Work item: Produce as output only the lines below starting at the line with "18 | band 19 |" and continuing through the line with "1.00 | 1.17 |", each one exactly as written.

'''

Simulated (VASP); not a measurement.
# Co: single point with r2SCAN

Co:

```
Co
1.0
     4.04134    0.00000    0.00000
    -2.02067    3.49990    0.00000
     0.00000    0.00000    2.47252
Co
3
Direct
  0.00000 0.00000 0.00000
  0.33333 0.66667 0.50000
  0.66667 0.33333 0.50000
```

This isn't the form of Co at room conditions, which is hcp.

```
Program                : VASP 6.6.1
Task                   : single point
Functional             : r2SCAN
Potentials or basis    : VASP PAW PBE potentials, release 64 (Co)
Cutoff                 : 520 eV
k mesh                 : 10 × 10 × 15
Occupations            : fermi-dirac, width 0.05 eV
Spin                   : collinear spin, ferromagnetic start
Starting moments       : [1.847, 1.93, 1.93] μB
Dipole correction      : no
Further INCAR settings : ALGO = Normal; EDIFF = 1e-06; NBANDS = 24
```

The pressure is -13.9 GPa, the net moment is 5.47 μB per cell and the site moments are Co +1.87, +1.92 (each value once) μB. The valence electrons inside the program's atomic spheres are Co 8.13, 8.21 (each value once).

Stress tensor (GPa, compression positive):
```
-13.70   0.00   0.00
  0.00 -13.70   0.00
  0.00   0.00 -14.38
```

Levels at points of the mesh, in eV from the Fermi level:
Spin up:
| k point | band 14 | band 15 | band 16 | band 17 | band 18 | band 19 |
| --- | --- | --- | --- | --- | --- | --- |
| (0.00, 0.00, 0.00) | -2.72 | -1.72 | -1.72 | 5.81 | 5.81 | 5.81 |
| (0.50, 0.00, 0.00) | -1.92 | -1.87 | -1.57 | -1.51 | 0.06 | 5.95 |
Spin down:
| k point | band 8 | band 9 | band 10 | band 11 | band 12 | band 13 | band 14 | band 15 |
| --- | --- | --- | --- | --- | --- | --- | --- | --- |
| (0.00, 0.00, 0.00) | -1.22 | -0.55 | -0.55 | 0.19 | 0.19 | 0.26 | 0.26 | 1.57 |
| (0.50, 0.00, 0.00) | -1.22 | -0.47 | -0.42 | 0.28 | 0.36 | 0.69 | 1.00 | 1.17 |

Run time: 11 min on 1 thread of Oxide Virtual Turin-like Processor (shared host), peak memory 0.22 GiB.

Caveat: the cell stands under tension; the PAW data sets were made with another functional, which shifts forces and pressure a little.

'''

Solution:
| k point | band 14 | band 15 | band 16 | band 17 | band 18 | band 19 |
| --- | --- | --- | --- | --- | --- | --- |
| (0.00, 0.00, 0.00) | -2.72 | -1.72 | -1.72 | 5.81 | 5.81 | 5.81 |
| (0.50, 0.00, 0.00) | -1.92 | -1.87 | -1.57 | -1.51 | 0.06 | 5.95 |
Spin down:
| k point | band 8 | band 9 | band 10 | band 11 | band 12 | band 13 | band 14 | band 15 |
| --- | --- | --- | --- | --- | --- | --- | --- | --- |
| (0.00, 0.00, 0.00) | -1.22 | -0.55 | -0.55 | 0.19 | 0.19 | 0.26 | 0.26 | 1.57 |
| (0.50, 0.00, 0.00) | -1.22 | -0.47 | -0.42 | 0.28 | 0.36 | 0.69 | 1.00 | 1.17 |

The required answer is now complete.